Supplied records:
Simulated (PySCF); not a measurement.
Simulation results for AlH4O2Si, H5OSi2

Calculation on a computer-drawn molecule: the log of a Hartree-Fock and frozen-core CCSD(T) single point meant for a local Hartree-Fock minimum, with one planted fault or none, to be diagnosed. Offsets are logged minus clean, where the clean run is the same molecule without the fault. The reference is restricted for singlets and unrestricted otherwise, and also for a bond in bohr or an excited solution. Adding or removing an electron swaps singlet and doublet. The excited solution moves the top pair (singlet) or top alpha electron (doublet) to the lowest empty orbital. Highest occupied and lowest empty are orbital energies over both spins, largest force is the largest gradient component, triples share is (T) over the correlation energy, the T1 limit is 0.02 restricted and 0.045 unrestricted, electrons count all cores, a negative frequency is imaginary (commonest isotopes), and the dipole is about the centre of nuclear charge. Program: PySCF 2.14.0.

Task item:
Each of the records is to be written out again exactly.

Response:
Simulated (PySCF); not a measurement.
Simulation results for AlH4O2Si, H5OSi2

Calculation on a computer-drawn molecule: the log of a Hartree-Fock and frozen-core CCSD(T) single point meant for a local Hartree-Fock minimum, with one planted fault or none, to be diagnosed. Offsets are logged minus clean, where the clean run is the same molecule without the fault. The reference is restricted for singlets and unrestricted otherwise, and also for a bond in bohr or an excited solution. Adding or removing an electron swaps singlet and doublet. The excited solution moves the top pair (singlet) or top alpha electron (doublet) to the lowest empty orbital. Highest occupied and lowest empty are orbital energies over both spins, largest force is the largest gradient component, triples share is (T) over the correlation energy, the T1 limit is 0.02 restricted and 0.045 unrestricted, electrons count all cores, a negative frequency is imaginary (commonest isotopes), and the dipole is about the centre of nuclear charge. Program: PySCF 2.14.0.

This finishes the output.